» Records provided
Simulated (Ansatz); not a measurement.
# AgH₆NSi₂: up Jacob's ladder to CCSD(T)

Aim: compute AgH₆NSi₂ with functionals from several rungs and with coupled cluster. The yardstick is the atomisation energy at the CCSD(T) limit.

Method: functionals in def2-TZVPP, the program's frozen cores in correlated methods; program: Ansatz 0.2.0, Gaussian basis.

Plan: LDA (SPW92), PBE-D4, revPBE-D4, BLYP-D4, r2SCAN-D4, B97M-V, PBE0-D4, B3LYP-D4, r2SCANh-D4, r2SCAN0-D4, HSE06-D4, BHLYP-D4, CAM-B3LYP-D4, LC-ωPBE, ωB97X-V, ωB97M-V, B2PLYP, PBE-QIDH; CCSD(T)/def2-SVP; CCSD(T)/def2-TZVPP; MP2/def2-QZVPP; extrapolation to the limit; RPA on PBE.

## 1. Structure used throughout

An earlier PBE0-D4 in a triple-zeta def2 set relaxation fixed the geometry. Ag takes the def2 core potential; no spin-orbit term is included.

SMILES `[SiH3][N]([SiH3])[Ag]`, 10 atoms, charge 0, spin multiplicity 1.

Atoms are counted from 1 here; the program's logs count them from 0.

» Work instruction
Print the records again, exactly as they stand above.

» Response box
Simulated (Ansatz); not a measurement.
# AgH₆NSi₂: up Jacob's ladder to CCSD(T)

Aim: compute AgH₆NSi₂ with functionals from several rungs and with coupled cluster. The yardstick is the atomisation energy at the CCSD(T) limit.

Method: functionals in def2-TZVPP, the program's frozen cores in correlated methods; program: Ansatz 0.2.0, Gaussian basis.

Plan: LDA (SPW92), PBE-D4, revPBE-D4, BLYP-D4, r2SCAN-D4, B97M-V, PBE0-D4, B3LYP-D4, r2SCANh-D4, r2SCAN0-D4, HSE06-D4, BHLYP-D4, CAM-B3LYP-D4, LC-ωPBE, ωB97X-V, ωB97M-V, B2PLYP, PBE-QIDH; CCSD(T)/def2-SVP; CCSD(T)/def2-TZVPP; MP2/def2-QZVPP; extrapolation to the limit; RPA on PBE.

## 1. Structure used throughout

An earlier PBE0-D4 in a triple-zeta def2 set relaxation fixed the geometry. Ag takes the def2 core potential; no spin-orbit term is included.

SMILES `[SiH3][N]([SiH3])[Ag]`, 10 atoms, charge 0, spin multiplicity 1.

Atoms are counted from 1 here; the program's logs count them from 0.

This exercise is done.